DATA EXTRACTS:
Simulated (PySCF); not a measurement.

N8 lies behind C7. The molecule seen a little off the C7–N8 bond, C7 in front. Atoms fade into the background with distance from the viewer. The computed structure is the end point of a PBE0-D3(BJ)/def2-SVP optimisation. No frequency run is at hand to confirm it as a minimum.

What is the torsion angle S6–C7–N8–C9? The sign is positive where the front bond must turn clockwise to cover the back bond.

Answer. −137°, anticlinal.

ASSIGNED TASK:
Looking at the material above, please copy exactly every line from its first line through the line containing "What is the", with both ends included and nothing else.

WRITTEN REPLY:
Simulated (PySCF); not a measurement.

N8 lies behind C7. The molecule seen a little off the C7–N8 bond, C7 in front. Atoms fade into the background with distance from the viewer. The computed structure is the end point of a PBE0-D3(BJ)/def2-SVP optimisation. No frequency run is at hand to confirm it as a minimum.

What is the torsion angle S6–C7–N8–C9? The sign is positive where the front bond must turn clockwise to cover the back bond.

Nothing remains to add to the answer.